> [Work order] Please output exactly the part of the records below that opens with the line containing "## Convergence notes, G0W0 on BaTe (Fm-3m)" and closes with the line containing "G0W0 moves the", both lines included, and nothing else.

=== Begin Enclosure ===

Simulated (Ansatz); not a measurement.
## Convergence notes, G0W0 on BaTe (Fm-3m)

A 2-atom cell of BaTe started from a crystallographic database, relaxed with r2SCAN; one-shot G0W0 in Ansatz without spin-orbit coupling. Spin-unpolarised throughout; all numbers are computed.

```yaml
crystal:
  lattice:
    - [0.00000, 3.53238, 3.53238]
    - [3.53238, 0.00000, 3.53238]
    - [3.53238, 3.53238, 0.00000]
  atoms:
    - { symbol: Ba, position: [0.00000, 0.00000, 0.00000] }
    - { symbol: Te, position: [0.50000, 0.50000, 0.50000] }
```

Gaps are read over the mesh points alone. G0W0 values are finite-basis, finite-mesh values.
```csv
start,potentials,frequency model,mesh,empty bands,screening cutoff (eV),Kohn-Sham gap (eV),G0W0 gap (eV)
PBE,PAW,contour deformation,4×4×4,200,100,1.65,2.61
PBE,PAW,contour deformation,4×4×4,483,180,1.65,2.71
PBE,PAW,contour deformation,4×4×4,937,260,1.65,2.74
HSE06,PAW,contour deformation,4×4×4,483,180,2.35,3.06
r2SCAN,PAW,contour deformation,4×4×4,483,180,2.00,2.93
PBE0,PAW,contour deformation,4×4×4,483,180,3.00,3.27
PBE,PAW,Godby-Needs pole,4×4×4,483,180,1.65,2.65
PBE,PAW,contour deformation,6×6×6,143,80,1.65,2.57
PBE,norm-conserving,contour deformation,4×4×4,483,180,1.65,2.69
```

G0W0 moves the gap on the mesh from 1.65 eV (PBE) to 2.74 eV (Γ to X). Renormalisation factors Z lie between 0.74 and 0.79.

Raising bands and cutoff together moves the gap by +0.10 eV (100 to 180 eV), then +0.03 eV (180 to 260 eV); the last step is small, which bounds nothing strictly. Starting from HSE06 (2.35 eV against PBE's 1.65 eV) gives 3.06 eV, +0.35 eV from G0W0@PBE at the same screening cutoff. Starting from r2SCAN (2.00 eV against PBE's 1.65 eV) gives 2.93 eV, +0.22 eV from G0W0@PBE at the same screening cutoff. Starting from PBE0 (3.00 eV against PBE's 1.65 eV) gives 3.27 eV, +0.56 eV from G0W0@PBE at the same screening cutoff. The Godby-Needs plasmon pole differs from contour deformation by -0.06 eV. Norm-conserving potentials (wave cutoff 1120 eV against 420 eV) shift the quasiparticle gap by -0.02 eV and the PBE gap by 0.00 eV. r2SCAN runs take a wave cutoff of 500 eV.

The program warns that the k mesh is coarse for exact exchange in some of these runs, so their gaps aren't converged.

=== End Enclosure ===

> [Result]
## Convergence notes, G0W0 on BaTe (Fm-3m)

A 2-atom cell of BaTe started from a crystallographic database, relaxed with r2SCAN; one-shot G0W0 in Ansatz without spin-orbit coupling. Spin-unpolarised throughout; all numbers are computed.

```yaml
crystal:
  lattice:
    - [0.00000, 3.53238, 3.53238]
    - [3.53238, 0.00000, 3.53238]
    - [3.53238, 3.53238, 0.00000]
  atoms:
    - { symbol: Ba, position: [0.00000, 0.00000, 0.00000] }
    - { symbol: Te, position: [0.50000, 0.50000, 0.50000] }
```

Gaps are read over the mesh points alone. G0W0 values are finite-basis, finite-mesh values.
```csv
start,potentials,frequency model,mesh,empty bands,screening cutoff (eV),Kohn-Sham gap (eV),G0W0 gap (eV)
PBE,PAW,contour deformation,4×4×4,200,100,1.65,2.61
PBE,PAW,contour deformation,4×4×4,483,180,1.65,2.71
PBE,PAW,contour deformation,4×4×4,937,260,1.65,2.74
HSE06,PAW,contour deformation,4×4×4,483,180,2.35,3.06
r2SCAN,PAW,contour deformation,4×4×4,483,180,2.00,2.93
PBE0,PAW,contour deformation,4×4×4,483,180,3.00,3.27
PBE,PAW,Godby-Needs pole,4×4×4,483,180,1.65,2.65
PBE,PAW,contour deformation,6×6×6,143,80,1.65,2.57
PBE,norm-conserving,contour deformation,4×4×4,483,180,1.65,2.69
```

G0W0 moves the gap on the mesh from 1.65 eV (PBE) to 2.74 eV (Γ to X). Renormalisation factors Z lie between 0.74 and 0.79.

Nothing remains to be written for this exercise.